● **Brief**:
When you reach the line in the listing below that contains "- van der Waals: mean", begin returning lines exactly as written, and stop after the line that contains "- Redlich-Kwong: mean". Return no other lines.

-- Records shown follows --
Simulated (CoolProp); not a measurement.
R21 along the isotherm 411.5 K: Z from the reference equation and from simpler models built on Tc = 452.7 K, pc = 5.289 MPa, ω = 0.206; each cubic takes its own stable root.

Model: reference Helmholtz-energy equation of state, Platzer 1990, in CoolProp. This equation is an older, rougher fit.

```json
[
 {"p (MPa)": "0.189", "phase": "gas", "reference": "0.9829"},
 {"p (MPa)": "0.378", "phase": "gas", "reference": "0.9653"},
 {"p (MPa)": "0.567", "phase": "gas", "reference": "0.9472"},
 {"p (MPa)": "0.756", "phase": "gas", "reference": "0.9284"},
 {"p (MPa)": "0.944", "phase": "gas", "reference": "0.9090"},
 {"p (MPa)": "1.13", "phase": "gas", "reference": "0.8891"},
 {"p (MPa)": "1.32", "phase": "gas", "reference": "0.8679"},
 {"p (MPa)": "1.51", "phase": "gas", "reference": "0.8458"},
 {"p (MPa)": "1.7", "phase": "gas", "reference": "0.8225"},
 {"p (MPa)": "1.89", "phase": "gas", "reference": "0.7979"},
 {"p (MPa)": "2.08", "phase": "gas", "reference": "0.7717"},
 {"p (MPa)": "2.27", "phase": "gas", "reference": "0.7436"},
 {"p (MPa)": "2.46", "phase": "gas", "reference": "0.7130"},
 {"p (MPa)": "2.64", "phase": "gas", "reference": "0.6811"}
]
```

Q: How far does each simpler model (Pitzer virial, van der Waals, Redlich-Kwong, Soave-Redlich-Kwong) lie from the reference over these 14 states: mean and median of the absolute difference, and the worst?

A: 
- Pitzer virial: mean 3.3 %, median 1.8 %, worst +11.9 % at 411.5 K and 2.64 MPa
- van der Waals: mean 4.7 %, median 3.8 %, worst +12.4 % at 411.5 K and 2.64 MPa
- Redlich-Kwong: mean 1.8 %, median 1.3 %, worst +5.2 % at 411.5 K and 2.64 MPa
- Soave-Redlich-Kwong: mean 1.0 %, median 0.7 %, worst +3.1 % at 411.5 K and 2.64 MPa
-- Records shown concluded --

● **Your response**:
- van der Waals: mean 4.7 %, median 3.8 %, worst +12.4 % at 411.5 K and 2.64 MPa
- Redlich-Kwong: mean 1.8 %, median 1.3 %, worst +5.2 % at 411.5 K and 2.64 MPa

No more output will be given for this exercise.